Work request: Print each record below exactly as it appears.

***** Dataset records

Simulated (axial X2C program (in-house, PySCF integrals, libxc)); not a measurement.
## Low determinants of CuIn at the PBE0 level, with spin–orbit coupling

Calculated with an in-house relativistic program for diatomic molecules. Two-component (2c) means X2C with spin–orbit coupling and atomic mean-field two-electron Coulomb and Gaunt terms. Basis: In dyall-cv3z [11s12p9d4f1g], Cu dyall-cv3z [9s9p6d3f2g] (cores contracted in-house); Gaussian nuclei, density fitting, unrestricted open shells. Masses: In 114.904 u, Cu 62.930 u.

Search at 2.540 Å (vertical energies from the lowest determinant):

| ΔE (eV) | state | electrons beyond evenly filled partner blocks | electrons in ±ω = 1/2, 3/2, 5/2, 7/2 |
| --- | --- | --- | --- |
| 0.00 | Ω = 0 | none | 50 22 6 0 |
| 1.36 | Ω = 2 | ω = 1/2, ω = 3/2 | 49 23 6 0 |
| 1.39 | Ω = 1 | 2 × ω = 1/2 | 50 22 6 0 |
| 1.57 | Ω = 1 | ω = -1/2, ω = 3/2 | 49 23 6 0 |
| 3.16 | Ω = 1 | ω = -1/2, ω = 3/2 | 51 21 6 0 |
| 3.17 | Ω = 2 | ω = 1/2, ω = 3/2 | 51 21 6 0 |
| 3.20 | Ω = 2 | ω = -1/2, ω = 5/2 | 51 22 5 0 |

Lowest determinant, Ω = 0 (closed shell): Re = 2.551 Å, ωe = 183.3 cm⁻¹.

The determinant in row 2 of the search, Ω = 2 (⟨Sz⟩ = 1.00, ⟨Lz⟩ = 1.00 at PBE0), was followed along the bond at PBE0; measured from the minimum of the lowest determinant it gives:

**********

Exercise solution:
Simulated (axial X2C program (in-house, PySCF integrals, libxc)); not a measurement.
## Low determinants of CuIn at the PBE0 level, with spin–orbit coupling

Calculated with an in-house relativistic program for diatomic molecules. Two-component (2c) means X2C with spin–orbit coupling and atomic mean-field two-electron Coulomb and Gaunt terms. Basis: In dyall-cv3z [11s12p9d4f1g], Cu dyall-cv3z [9s9p6d3f2g] (cores contracted in-house); Gaussian nuclei, density fitting, unrestricted open shells. Masses: In 114.904 u, Cu 62.930 u.

Search at 2.540 Å (vertical energies from the lowest determinant):

| ΔE (eV) | state | electrons beyond evenly filled partner blocks | electrons in ±ω = 1/2, 3/2, 5/2, 7/2 |
| --- | --- | --- | --- |
| 0.00 | Ω = 0 | none | 50 22 6 0 |
| 1.36 | Ω = 2 | ω = 1/2, ω = 3/2 | 49 23 6 0 |
| 1.39 | Ω = 1 | 2 × ω = 1/2 | 50 22 6 0 |
| 1.57 | Ω = 1 | ω = -1/2, ω = 3/2 | 49 23 6 0 |
| 3.16 | Ω = 1 | ω = -1/2, ω = 3/2 | 51 21 6 0 |
| 3.17 | Ω = 2 | ω = 1/2, ω = 3/2 | 51 21 6 0 |
| 3.20 | Ω = 2 | ω = -1/2, ω = 5/2 | 51 22 5 0 |

Lowest determinant, Ω = 0 (closed shell): Re = 2.551 Å, ωe = 183.3 cm⁻¹.

The determinant in row 2 of the search, Ω = 2 (⟨Sz⟩ = 1.00, ⟨Lz⟩ = 1.00 at PBE0), was followed along the bond at PBE0; measured from the minimum of the lowest determinant it gives:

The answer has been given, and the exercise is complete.